───

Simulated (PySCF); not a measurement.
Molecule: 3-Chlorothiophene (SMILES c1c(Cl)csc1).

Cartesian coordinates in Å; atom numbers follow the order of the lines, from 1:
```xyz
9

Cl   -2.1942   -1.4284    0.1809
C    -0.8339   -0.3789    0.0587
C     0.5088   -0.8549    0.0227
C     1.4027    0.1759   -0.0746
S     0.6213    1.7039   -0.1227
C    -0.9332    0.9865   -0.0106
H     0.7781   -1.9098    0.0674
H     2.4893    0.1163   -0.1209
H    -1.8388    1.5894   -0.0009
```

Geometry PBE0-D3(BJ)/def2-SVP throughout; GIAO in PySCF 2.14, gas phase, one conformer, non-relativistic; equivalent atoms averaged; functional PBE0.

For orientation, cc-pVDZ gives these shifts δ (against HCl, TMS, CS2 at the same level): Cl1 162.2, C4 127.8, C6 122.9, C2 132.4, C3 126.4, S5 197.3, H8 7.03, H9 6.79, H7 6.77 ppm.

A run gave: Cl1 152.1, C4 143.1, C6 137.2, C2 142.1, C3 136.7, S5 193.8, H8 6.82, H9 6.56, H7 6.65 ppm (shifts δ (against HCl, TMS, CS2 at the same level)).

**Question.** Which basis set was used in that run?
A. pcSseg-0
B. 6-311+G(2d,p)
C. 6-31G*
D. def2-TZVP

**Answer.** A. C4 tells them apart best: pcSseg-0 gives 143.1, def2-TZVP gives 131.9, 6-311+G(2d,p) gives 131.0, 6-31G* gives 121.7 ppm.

───

**TASK ITEM**
Write out exactly the lines that fall from the line with "Molecule: 3-Chlorothiophene (SMILES" to the line with "D. def2-TZVP" in the records above, keeping both ends.

**ANSWER SPACE**
Molecule: 3-Chlorothiophene (SMILES c1c(Cl)csc1).

Cartesian coordinates in Å; atom numbers follow the order of the lines, from 1:
```xyz
9

Cl   -2.1942   -1.4284    0.1809
C    -0.8339   -0.3789    0.0587
C     0.5088   -0.8549    0.0227
C     1.4027    0.1759   -0.0746
S     0.6213    1.7039   -0.1227
C    -0.9332    0.9865   -0.0106
H     0.7781   -1.9098    0.0674
H     2.4893    0.1163   -0.1209
H    -1.8388    1.5894   -0.0009
```

Geometry PBE0-D3(BJ)/def2-SVP throughout; GIAO in PySCF 2.14, gas phase, one conformer, non-relativistic; equivalent atoms averaged; functional PBE0.

For orientation, cc-pVDZ gives these shifts δ (against HCl, TMS, CS2 at the same level): Cl1 162.2, C4 127.8, C6 122.9, C2 132.4, C3 126.4, S5 197.3, H8 7.03, H9 6.79, H7 6.77 ppm.

A run gave: Cl1 152.1, C4 143.1, C6 137.2, C2 142.1, C3 136.7, S5 193.8, H8 6.82, H9 6.56, H7 6.65 ppm (shifts δ (against HCl, TMS, CS2 at the same level)).

**Question.** Which basis set was used in that run?
A. pcSseg-0
B. 6-311+G(2d,p)
C. 6-31G*
D. def2-TZVP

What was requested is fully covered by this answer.